▸ Work request: The response should consist of the listing, repeated word for word.

▸ Supplied records:
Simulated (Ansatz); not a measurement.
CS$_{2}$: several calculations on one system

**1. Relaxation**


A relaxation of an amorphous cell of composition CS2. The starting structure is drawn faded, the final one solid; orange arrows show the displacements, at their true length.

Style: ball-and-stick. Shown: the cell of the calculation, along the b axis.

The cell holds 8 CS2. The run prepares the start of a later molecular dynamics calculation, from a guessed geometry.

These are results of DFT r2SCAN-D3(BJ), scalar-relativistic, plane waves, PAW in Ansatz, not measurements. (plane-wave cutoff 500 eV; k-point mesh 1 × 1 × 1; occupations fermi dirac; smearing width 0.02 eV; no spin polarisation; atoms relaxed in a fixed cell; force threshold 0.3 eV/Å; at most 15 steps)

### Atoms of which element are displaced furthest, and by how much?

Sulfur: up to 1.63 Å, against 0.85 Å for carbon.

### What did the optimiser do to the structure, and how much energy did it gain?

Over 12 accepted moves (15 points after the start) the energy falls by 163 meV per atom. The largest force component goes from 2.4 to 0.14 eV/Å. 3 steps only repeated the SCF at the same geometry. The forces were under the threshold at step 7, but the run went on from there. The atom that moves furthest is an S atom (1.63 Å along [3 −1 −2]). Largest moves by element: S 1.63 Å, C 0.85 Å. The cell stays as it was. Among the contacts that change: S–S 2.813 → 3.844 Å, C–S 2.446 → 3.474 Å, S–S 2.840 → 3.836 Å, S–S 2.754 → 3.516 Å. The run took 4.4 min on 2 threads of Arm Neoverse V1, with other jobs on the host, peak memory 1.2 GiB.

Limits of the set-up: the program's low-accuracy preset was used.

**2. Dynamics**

▸ Your response:
Simulated (Ansatz); not a measurement.
CS$_{2}$: several calculations on one system

**1. Relaxation**


A relaxation of an amorphous cell of composition CS2. The starting structure is drawn faded, the final one solid; orange arrows show the displacements, at their true length.

Style: ball-and-stick. Shown: the cell of the calculation, along the b axis.

The cell holds 8 CS2. The run prepares the start of a later molecular dynamics calculation, from a guessed geometry.

These are results of DFT r2SCAN-D3(BJ), scalar-relativistic, plane waves, PAW in Ansatz, not measurements. (plane-wave cutoff 500 eV; k-point mesh 1 × 1 × 1; occupations fermi dirac; smearing width 0.02 eV; no spin polarisation; atoms relaxed in a fixed cell; force threshold 0.3 eV/Å; at most 15 steps)

### Atoms of which element are displaced furthest, and by how much?

Sulfur: up to 1.63 Å, against 0.85 Å for carbon.

### What did the optimiser do to the structure, and how much energy did it gain?

Over 12 accepted moves (15 points after the start) the energy falls by 163 meV per atom. The largest force component goes from 2.4 to 0.14 eV/Å. 3 steps only repeated the SCF at the same geometry. The forces were under the threshold at step 7, but the run went on from there. The atom that moves furthest is an S atom (1.63 Å along [3 −1 −2]). Largest moves by element: S 1.63 Å, C 0.85 Å. The cell stays as it was. Among the contacts that change: S–S 2.813 → 3.844 Å, C–S 2.446 → 3.474 Å, S–S 2.840 → 3.836 Å, S–S 2.754 → 3.516 Å. The run took 4.4 min on 2 threads of Arm Neoverse V1, with other jobs on the host, peak memory 1.2 GiB.

Limits of the set-up: the program's low-accuracy preset was used.

**2. Dynamics**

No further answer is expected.